**Work task:** Output, please, exactly those lines of the listing that come before the line with "Problem. Which values does VASP return?", along with that line itself.

**Input data:**
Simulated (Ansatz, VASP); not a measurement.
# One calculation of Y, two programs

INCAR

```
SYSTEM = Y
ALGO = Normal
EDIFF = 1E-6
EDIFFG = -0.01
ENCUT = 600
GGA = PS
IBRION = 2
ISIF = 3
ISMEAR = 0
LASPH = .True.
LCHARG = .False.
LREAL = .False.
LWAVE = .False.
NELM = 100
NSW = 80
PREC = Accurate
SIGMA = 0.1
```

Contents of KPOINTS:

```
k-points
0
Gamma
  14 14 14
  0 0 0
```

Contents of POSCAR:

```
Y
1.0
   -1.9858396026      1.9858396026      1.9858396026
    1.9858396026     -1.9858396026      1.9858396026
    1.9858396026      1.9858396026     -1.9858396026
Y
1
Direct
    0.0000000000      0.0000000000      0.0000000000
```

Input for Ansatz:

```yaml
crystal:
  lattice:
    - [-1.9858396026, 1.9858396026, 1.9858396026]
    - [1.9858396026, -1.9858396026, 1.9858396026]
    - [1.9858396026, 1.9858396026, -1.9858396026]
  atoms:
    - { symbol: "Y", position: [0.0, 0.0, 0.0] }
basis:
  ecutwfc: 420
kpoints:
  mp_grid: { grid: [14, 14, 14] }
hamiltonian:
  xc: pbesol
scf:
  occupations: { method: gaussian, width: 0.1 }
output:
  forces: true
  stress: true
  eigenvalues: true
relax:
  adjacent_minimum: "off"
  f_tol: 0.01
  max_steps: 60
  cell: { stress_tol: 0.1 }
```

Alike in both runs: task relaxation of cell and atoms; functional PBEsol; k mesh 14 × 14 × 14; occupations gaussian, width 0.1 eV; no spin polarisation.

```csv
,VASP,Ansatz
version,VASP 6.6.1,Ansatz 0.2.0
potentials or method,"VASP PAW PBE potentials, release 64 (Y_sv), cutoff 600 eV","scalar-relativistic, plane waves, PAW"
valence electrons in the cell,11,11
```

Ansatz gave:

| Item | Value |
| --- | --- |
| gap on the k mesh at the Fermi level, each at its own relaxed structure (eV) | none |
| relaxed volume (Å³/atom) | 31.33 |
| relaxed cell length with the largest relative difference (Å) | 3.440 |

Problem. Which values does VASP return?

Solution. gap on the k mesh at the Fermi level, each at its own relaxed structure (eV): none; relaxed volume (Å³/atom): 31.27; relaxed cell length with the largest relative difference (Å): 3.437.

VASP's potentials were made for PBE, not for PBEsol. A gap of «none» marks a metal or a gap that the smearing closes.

**Worked solution:**
Simulated (Ansatz, VASP); not a measurement.
# One calculation of Y, two programs

INCAR

```
SYSTEM = Y
ALGO = Normal
EDIFF = 1E-6
EDIFFG = -0.01
ENCUT = 600
GGA = PS
IBRION = 2
ISIF = 3
ISMEAR = 0
LASPH = .True.
LCHARG = .False.
LREAL = .False.
LWAVE = .False.
NELM = 100
NSW = 80
PREC = Accurate
SIGMA = 0.1
```

Contents of KPOINTS:

```
k-points
0
Gamma
  14 14 14
  0 0 0
```

Contents of POSCAR:

```
Y
1.0
   -1.9858396026      1.9858396026      1.9858396026
    1.9858396026     -1.9858396026      1.9858396026
    1.9858396026      1.9858396026     -1.9858396026
Y
1
Direct
    0.0000000000      0.0000000000      0.0000000000
```

Input for Ansatz:

```yaml
crystal:
  lattice:
    - [-1.9858396026, 1.9858396026, 1.9858396026]
    - [1.9858396026, -1.9858396026, 1.9858396026]
    - [1.9858396026, 1.9858396026, -1.9858396026]
  atoms:
    - { symbol: "Y", position: [0.0, 0.0, 0.0] }
basis:
  ecutwfc: 420
kpoints:
  mp_grid: { grid: [14, 14, 14] }
hamiltonian:
  xc: pbesol
scf:
  occupations: { method: gaussian, width: 0.1 }
output:
  forces: true
  stress: true
  eigenvalues: true
relax:
  adjacent_minimum: "off"
  f_tol: 0.01
  max_steps: 60
  cell: { stress_tol: 0.1 }
```

Alike in both runs: task relaxation of cell and atoms; functional PBEsol; k mesh 14 × 14 × 14; occupations gaussian, width 0.1 eV; no spin polarisation.

```csv
,VASP,Ansatz
version,VASP 6.6.1,Ansatz 0.2.0
potentials or method,"VASP PAW PBE potentials, release 64 (Y_sv), cutoff 600 eV","scalar-relativistic, plane waves, PAW"
valence electrons in the cell,11,11
```

Ansatz gave:

| Item | Value |
| --- | --- |
| gap on the k mesh at the Fermi level, each at its own relaxed structure (eV) | none |
| relaxed volume (Å³/atom) | 31.33 |
| relaxed cell length with the largest relative difference (Å) | 3.440 |

Problem. Which values does VASP return?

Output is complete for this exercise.